→ DATA PROVIDED
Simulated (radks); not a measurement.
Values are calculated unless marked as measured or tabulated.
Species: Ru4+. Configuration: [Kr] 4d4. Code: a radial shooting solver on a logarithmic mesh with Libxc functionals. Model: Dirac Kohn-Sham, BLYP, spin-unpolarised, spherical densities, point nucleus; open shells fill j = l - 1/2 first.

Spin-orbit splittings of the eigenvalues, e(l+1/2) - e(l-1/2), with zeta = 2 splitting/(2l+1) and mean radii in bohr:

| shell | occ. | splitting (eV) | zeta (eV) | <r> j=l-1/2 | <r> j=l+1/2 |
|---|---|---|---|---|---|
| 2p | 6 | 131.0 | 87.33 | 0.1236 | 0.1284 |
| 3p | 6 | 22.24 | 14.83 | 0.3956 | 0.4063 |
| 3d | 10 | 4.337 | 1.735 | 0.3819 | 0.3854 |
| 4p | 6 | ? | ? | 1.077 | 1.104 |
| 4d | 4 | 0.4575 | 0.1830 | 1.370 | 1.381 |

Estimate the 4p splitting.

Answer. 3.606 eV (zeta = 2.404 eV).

→ BRIEF
Keep both end lines and retype everything in the records above from the line containing "0.1236 | 0.1284 |" through the line containing "Estimate the 4p splitting.", exactly, with nothing else.

→ TASK RESULT
| 2p | 6 | 131.0 | 87.33 | 0.1236 | 0.1284 |
| 3p | 6 | 22.24 | 14.83 | 0.3956 | 0.4063 |
| 3d | 10 | 4.337 | 1.735 | 0.3819 | 0.3854 |
| 4p | 6 | ? | ? | 1.077 | 1.104 |
| 4d | 4 | 0.4575 | 0.1830 | 1.370 | 1.381 |

Estimate the 4p splitting.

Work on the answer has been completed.